DATA SUPPLIED =
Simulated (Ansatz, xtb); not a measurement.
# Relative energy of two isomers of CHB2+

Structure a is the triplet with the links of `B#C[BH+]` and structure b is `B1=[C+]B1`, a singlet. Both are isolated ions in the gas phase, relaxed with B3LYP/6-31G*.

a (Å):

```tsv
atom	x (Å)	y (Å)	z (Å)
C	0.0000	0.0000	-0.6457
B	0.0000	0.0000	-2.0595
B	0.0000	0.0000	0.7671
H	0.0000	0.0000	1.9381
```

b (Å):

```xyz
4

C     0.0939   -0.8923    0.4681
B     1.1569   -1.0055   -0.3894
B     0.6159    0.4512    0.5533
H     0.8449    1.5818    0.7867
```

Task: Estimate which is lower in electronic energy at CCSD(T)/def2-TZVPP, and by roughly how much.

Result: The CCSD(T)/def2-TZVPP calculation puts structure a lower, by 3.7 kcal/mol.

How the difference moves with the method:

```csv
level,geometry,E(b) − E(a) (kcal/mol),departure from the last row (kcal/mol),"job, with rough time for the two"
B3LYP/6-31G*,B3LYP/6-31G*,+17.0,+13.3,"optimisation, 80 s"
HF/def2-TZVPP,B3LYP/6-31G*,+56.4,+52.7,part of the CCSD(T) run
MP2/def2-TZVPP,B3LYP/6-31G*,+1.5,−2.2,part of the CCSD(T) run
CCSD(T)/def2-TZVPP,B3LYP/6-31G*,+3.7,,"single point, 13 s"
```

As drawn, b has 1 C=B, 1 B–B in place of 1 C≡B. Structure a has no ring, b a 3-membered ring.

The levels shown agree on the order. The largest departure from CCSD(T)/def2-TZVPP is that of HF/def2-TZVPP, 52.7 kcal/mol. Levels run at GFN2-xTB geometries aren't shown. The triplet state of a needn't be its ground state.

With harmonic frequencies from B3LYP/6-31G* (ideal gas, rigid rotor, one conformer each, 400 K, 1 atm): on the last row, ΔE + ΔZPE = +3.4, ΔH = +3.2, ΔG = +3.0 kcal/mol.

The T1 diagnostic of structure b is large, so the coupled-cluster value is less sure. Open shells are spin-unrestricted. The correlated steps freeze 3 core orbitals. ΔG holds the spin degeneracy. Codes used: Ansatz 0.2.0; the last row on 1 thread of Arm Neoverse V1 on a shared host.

ACTIVITY = Beginning at the line above that contains "As drawn, b", return each line exactly through the line that contains "With harmonic frequencies", and no others.

EXPECTED ANSWER =
As drawn, b has 1 C=B, 1 B–B in place of 1 C≡B. Structure a has no ring, b a 3-membered ring.

The levels shown agree on the order. The largest departure from CCSD(T)/def2-TZVPP is that of HF/def2-TZVPP, 52.7 kcal/mol. Levels run at GFN2-xTB geometries aren't shown. The triplet state of a needn't be its ground state.

With harmonic frequencies from B3LYP/6-31G* (ideal gas, rigid rotor, one conformer each, 400 K, 1 atm): on the last row, ΔE + ΔZPE = +3.4, ΔH = +3.2, ΔG = +3.0 kcal/mol.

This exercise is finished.